Requirement — Return exactly the lines below, starting with the one that has "- For a metal" and going on through the one that has "- This cell".

Information —
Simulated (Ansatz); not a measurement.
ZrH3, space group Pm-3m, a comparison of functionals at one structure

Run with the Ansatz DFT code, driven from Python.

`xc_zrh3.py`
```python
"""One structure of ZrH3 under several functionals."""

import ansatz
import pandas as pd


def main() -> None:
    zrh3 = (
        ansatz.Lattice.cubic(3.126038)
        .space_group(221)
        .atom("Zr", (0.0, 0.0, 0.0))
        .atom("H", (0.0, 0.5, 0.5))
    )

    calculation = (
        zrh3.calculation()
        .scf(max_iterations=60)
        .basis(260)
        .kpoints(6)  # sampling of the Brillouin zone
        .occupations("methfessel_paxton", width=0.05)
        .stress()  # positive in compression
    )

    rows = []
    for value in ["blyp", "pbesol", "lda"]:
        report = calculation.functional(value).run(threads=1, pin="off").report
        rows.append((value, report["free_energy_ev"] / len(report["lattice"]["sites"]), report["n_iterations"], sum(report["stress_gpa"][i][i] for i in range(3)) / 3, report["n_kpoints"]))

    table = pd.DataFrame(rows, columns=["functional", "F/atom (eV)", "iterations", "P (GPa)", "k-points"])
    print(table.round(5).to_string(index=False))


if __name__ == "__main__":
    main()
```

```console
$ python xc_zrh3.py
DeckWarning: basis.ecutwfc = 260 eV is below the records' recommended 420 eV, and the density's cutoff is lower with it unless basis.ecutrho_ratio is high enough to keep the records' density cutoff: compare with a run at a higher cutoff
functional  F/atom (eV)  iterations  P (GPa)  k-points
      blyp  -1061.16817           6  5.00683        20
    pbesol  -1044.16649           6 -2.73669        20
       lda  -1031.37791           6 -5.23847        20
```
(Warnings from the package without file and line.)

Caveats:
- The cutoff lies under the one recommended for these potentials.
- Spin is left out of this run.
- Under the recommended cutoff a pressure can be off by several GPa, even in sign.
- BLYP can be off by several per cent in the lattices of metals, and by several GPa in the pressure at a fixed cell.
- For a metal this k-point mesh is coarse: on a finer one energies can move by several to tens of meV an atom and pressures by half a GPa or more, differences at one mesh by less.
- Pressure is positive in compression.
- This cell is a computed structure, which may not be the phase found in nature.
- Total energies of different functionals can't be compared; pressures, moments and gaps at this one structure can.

Response area —
- For a metal this k-point mesh is coarse: on a finer one energies can move by several to tens of meV an atom and pressures by half a GPa or more, differences at one mesh by less.
- Pressure is positive in compression.
- This cell is a computed structure, which may not be the phase found in nature.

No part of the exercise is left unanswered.